- [Work request]: The entries that follow need to be retyped verbatim.

.....
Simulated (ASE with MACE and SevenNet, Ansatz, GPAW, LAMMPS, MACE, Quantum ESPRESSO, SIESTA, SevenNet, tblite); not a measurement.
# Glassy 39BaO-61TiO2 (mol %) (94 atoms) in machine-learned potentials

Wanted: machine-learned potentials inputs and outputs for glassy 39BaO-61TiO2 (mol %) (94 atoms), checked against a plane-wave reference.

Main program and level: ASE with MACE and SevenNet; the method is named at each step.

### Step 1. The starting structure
.....

- [Exercise output]:
Simulated (ASE with MACE and SevenNet, Ansatz, GPAW, LAMMPS, MACE, Quantum ESPRESSO, SIESTA, SevenNet, tblite); not a measurement.
# Glassy 39BaO-61TiO2 (mol %) (94 atoms) in machine-learned potentials

Wanted: machine-learned potentials inputs and outputs for glassy 39BaO-61TiO2 (mol %) (94 atoms), checked against a plane-wave reference.

Main program and level: ASE with MACE and SevenNet; the method is named at each step.

### Step 1. The starting structure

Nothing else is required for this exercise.